* Required action: Go through the listing below and return every line exactly.

# # # # #

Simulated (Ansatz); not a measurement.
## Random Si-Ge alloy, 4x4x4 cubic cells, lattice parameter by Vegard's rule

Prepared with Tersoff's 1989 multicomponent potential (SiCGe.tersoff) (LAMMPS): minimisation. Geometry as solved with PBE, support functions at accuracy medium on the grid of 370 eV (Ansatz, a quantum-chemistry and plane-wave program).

# # # # #

* Response:
Simulated (Ansatz); not a measurement.
## Random Si-Ge alloy, 4x4x4 cubic cells, lattice parameter by Vegard's rule

Prepared with Tersoff's 1989 multicomponent potential (SiCGe.tersoff) (LAMMPS): minimisation. Geometry as solved with PBE, support functions at accuracy medium on the grid of 370 eV (Ansatz, a quantum-chemistry and plane-wave program).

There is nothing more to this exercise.